Work instruction: Output all of the material once more, so that every line matches the original exactly.

Given information:
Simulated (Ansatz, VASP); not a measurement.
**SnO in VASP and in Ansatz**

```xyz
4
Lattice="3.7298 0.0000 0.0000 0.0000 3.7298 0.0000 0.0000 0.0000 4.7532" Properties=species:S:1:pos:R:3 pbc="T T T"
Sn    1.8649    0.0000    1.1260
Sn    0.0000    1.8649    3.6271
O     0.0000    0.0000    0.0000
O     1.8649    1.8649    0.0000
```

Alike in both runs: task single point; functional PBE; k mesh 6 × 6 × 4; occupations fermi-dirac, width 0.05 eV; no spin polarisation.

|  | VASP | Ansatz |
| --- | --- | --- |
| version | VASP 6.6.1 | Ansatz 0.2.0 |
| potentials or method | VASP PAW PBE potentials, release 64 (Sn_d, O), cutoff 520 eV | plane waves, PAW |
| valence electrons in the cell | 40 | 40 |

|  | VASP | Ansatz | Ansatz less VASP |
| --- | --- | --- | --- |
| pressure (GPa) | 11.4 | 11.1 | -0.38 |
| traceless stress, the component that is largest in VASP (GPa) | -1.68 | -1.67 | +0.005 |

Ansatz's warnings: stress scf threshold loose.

Problem solution:
Simulated (Ansatz, VASP); not a measurement.
**SnO in VASP and in Ansatz**

```xyz
4
Lattice="3.7298 0.0000 0.0000 0.0000 3.7298 0.0000 0.0000 0.0000 4.7532" Properties=species:S:1:pos:R:3 pbc="T T T"
Sn    1.8649    0.0000    1.1260
Sn    0.0000    1.8649    3.6271
O     0.0000    0.0000    0.0000
O     1.8649    1.8649    0.0000
```

Alike in both runs: task single point; functional PBE; k mesh 6 × 6 × 4; occupations fermi-dirac, width 0.05 eV; no spin polarisation.

|  | VASP | Ansatz |
| --- | --- | --- |
| version | VASP 6.6.1 | Ansatz 0.2.0 |
| potentials or method | VASP PAW PBE potentials, release 64 (Sn_d, O), cutoff 520 eV | plane waves, PAW |
| valence electrons in the cell | 40 | 40 |

|  | VASP | Ansatz | Ansatz less VASP |
| --- | --- | --- | --- |
| pressure (GPa) | 11.4 | 11.1 | -0.38 |
| traceless stress, the component that is largest in VASP (GPa) | -1.68 | -1.67 | +0.005 |

Ansatz's warnings: stress scf threshold loose.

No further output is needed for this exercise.